─── Excerpted data
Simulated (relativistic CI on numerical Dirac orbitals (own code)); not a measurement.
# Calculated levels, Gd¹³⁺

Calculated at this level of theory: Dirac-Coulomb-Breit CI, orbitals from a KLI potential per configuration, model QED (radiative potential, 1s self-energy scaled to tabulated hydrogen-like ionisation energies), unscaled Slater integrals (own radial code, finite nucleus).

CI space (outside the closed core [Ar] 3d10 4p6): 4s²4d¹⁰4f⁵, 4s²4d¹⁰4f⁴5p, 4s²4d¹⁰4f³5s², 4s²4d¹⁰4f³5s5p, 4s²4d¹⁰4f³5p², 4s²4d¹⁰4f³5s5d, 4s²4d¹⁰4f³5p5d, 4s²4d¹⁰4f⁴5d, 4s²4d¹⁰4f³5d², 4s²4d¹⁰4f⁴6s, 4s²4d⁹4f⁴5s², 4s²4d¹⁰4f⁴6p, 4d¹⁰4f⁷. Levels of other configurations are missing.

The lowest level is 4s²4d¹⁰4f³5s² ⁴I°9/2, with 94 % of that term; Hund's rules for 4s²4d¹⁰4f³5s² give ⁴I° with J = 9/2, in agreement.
──────

Nothing should be altered. Set down all the data again.

Simulated (relativistic CI on numerical Dirac orbitals (own code)); not a measurement.
# Calculated levels, Gd¹³⁺

Calculated at this level of theory: Dirac-Coulomb-Breit CI, orbitals from a KLI potential per configuration, model QED (radiative potential, 1s self-energy scaled to tabulated hydrogen-like ionisation energies), unscaled Slater integrals (own radial code, finite nucleus).

CI space (outside the closed core [Ar] 3d10 4p6): 4s²4d¹⁰4f⁵, 4s²4d¹⁰4f⁴5p, 4s²4d¹⁰4f³5s², 4s²4d¹⁰4f³5s5p, 4s²4d¹⁰4f³5p², 4s²4d¹⁰4f³5s5d, 4s²4d¹⁰4f³5p5d, 4s²4d¹⁰4f⁴5d, 4s²4d¹⁰4f³5d², 4s²4d¹⁰4f⁴6s, 4s²4d⁹4f⁴5s², 4s²4d¹⁰4f⁴6p, 4d¹⁰4f⁷. Levels of other configurations are missing.

The lowest level is 4s²4d¹⁰4f³5s² ⁴I°9/2, with 94 % of that term; Hund's rules for 4s²4d¹⁰4f³5s² give ⁴I° with J = 9/2, in agreement.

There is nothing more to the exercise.